> **ACTIVITY**
Until the line containing "Change from the" has been reproduced, keep reproducing each line of the material below exactly, starting with the first.

> **STORED DATA**
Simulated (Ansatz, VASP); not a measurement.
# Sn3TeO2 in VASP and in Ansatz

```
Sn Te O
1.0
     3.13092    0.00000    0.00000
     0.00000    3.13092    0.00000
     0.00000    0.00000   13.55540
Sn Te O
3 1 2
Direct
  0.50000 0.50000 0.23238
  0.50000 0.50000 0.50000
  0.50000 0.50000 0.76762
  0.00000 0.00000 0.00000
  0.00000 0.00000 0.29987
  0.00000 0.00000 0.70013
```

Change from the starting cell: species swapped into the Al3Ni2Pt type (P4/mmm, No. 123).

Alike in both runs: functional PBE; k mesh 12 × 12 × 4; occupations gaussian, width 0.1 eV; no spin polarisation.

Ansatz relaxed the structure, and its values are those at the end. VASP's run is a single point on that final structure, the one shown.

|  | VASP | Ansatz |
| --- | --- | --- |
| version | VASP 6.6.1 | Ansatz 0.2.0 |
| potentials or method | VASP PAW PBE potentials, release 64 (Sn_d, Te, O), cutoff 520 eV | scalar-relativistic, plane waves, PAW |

> **TASK OUTPUT**
Simulated (Ansatz, VASP); not a measurement.
# Sn3TeO2 in VASP and in Ansatz

```
Sn Te O
1.0
     3.13092    0.00000    0.00000
     0.00000    3.13092    0.00000
     0.00000    0.00000   13.55540
Sn Te O
3 1 2
Direct
  0.50000 0.50000 0.23238
  0.50000 0.50000 0.50000
  0.50000 0.50000 0.76762
  0.00000 0.00000 0.00000
  0.00000 0.00000 0.29987
  0.00000 0.00000 0.70013
```

Change from the starting cell: species swapped into the Al3Ni2Pt type (P4/mmm, No. 123).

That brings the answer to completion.